## Required action
Your answer must be an exact copy of the data below.

## Excerpted records
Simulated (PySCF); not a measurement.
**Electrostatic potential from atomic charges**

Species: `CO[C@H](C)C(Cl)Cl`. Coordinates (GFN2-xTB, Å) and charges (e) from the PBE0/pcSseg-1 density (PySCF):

## Exercise response
Simulated (PySCF); not a measurement.
**Electrostatic potential from atomic charges**

Species: `CO[C@H](C)C(Cl)Cl`. Coordinates (GFN2-xTB, Å) and charges (e) from the PBE0/pcSseg-1 density (PySCF):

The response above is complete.